● **Given data**
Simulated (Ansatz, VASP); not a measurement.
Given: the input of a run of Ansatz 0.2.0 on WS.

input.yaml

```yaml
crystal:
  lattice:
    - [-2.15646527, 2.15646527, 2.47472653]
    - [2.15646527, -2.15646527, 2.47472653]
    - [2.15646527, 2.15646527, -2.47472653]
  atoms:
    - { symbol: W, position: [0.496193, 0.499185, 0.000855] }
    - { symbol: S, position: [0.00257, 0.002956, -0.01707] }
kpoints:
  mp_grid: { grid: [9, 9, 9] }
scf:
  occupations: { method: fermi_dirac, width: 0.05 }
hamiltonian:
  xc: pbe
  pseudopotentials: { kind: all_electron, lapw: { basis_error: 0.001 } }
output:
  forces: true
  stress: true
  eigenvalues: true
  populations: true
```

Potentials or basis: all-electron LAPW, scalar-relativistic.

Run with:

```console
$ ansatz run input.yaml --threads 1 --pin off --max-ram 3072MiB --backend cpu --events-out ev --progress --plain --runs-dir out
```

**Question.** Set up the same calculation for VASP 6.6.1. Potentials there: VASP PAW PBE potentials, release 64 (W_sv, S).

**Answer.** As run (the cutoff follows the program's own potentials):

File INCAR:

● **Task item**
All of the records need to be returned exactly as they are.

● **Written reply**
Simulated (Ansatz, VASP); not a measurement.
Given: the input of a run of Ansatz 0.2.0 on WS.

input.yaml

```yaml
crystal:
  lattice:
    - [-2.15646527, 2.15646527, 2.47472653]
    - [2.15646527, -2.15646527, 2.47472653]
    - [2.15646527, 2.15646527, -2.47472653]
  atoms:
    - { symbol: W, position: [0.496193, 0.499185, 0.000855] }
    - { symbol: S, position: [0.00257, 0.002956, -0.01707] }
kpoints:
  mp_grid: { grid: [9, 9, 9] }
scf:
  occupations: { method: fermi_dirac, width: 0.05 }
hamiltonian:
  xc: pbe
  pseudopotentials: { kind: all_electron, lapw: { basis_error: 0.001 } }
output:
  forces: true
  stress: true
  eigenvalues: true
  populations: true
```

Potentials or basis: all-electron LAPW, scalar-relativistic.

Run with:

```console
$ ansatz run input.yaml --threads 1 --pin off --max-ram 3072MiB --backend cpu --events-out ev --progress --plain --runs-dir out
```

**Question.** Set up the same calculation for VASP 6.6.1. Potentials there: VASP PAW PBE potentials, release 64 (W_sv, S).

**Answer.** As run (the cutoff follows the program's own potentials):

File INCAR:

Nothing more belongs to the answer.